## Material supplied:
-- Opening Marker --
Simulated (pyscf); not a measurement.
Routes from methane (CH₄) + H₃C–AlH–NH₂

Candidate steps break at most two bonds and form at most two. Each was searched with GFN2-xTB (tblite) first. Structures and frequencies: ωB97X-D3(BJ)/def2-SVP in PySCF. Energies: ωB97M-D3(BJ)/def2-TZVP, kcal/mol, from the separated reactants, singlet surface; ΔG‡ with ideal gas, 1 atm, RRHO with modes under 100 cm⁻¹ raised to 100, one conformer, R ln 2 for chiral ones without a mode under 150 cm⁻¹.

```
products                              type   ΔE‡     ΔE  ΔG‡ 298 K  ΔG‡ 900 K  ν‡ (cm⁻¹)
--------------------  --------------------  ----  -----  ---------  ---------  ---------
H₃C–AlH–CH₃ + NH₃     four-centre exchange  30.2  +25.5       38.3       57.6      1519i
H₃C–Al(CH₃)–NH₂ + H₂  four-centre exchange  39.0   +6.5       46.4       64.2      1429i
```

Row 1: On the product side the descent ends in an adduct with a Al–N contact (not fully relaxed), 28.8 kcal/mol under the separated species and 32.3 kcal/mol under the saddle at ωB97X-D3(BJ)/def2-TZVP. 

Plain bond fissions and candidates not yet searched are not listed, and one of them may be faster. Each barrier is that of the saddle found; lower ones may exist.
-- Closing Marker --

## Work item:
Set down the lines of the listing above verbatim, first line through the line containing "Routes from methane (CH₄) + H₃C–AlH–NH₂", inclusive; add no other lines.

## Task solution:
Simulated (pyscf); not a measurement.
Routes from methane (CH₄) + H₃C–AlH–NH₂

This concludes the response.